Without skipping a line, reproduce the entries exactly.

---+---
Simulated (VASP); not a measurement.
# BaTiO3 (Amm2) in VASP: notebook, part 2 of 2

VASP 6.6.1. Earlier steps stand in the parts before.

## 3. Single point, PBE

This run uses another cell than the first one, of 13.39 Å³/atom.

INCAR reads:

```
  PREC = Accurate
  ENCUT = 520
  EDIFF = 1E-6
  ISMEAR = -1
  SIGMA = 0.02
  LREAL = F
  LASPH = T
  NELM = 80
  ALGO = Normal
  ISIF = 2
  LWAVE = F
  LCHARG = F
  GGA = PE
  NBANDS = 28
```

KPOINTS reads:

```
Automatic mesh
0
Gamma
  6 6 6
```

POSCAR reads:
---+---

■ **YOUR SOLUTION**
Simulated (VASP); not a measurement.
# BaTiO3 (Amm2) in VASP: notebook, part 2 of 2

VASP 6.6.1. Earlier steps stand in the parts before.

## 3. Single point, PBE

This run uses another cell than the first one, of 13.39 Å³/atom.

INCAR reads:

```
  PREC = Accurate
  ENCUT = 520
  EDIFF = 1E-6
  ISMEAR = -1
  SIGMA = 0.02
  LREAL = F
  LASPH = T
  NELM = 80
  ALGO = Normal
  ISIF = 2
  LWAVE = F
  LCHARG = F
  GGA = PE
  NBANDS = 28
```

KPOINTS reads:

```
Automatic mesh
0
Gamma
  6 6 6
```

POSCAR reads:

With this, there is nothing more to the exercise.